REQUIREMENT =>
Only the lines from the start of the entries up to and including the line with "POTCAR, in this" should be written out, exactly as they stand.

DATASET EXTRACT =>
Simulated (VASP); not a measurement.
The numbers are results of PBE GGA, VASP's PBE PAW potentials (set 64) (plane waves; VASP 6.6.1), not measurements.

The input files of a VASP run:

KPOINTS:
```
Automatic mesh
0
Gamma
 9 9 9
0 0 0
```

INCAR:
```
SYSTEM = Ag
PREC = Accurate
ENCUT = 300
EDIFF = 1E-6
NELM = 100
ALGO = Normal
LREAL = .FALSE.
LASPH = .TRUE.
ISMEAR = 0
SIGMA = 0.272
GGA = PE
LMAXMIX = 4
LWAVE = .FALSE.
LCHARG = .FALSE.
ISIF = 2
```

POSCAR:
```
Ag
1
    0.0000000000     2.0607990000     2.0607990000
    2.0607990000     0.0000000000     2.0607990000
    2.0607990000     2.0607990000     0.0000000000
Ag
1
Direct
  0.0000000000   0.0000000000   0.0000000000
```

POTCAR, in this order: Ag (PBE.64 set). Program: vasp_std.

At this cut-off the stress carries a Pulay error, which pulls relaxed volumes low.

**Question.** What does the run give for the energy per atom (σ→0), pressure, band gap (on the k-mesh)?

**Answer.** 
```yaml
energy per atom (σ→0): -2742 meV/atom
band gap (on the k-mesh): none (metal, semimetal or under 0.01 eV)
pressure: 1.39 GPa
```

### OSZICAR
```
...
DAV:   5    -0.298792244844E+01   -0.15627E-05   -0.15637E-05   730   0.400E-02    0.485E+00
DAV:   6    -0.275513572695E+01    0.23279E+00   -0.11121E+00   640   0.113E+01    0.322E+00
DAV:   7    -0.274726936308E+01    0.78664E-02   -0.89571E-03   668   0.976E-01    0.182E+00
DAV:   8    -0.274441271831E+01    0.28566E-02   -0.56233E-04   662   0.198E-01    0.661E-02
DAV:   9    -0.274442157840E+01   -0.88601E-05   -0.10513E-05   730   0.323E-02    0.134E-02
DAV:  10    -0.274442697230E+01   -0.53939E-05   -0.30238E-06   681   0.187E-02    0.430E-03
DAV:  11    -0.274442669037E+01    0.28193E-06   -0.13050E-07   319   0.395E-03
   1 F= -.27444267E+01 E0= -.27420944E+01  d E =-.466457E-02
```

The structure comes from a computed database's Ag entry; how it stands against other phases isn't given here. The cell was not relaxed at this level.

EXERCISE RESULT =>
Simulated (VASP); not a measurement.
The numbers are results of PBE GGA, VASP's PBE PAW potentials (set 64) (plane waves; VASP 6.6.1), not measurements.

The input files of a VASP run:

KPOINTS:
```
Automatic mesh
0
Gamma
 9 9 9
0 0 0
```

INCAR:
```
SYSTEM = Ag
PREC = Accurate
ENCUT = 300
EDIFF = 1E-6
NELM = 100
ALGO = Normal
LREAL = .FALSE.
LASPH = .TRUE.
ISMEAR = 0
SIGMA = 0.272
GGA = PE
LMAXMIX = 4
LWAVE = .FALSE.
LCHARG = .FALSE.
ISIF = 2
```

POSCAR:
```
Ag
1
    0.0000000000     2.0607990000     2.0607990000
    2.0607990000     0.0000000000     2.0607990000
    2.0607990000     2.0607990000     0.0000000000
Ag
1
Direct
  0.0000000000   0.0000000000   0.0000000000
```

POTCAR, in this order: Ag (PBE.64 set). Program: vasp_std.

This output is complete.